Listed entries:
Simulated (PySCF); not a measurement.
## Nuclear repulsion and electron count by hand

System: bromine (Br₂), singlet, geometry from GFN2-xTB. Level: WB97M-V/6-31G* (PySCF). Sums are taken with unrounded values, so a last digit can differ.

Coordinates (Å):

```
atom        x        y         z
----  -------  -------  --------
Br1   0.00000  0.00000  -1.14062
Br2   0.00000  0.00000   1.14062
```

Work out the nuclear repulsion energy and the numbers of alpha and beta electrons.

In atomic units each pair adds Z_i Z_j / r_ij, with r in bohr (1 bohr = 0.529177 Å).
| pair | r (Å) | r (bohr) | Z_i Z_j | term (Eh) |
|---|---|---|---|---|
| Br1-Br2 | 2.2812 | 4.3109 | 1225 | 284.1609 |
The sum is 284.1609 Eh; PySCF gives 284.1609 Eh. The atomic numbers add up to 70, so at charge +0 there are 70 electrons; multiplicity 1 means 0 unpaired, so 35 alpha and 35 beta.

Work order: Transcribe, exactly and without additions, the lines of the records above, beginning with the line that contains "term (Eh) |" and ending with the line that contains "1225 | 284.1609 |", both included.

Response box:
| pair | r (Å) | r (bohr) | Z_i Z_j | term (Eh) |
|---|---|---|---|---|
| Br1-Br2 | 2.2812 | 4.3109 | 1225 | 284.1609 |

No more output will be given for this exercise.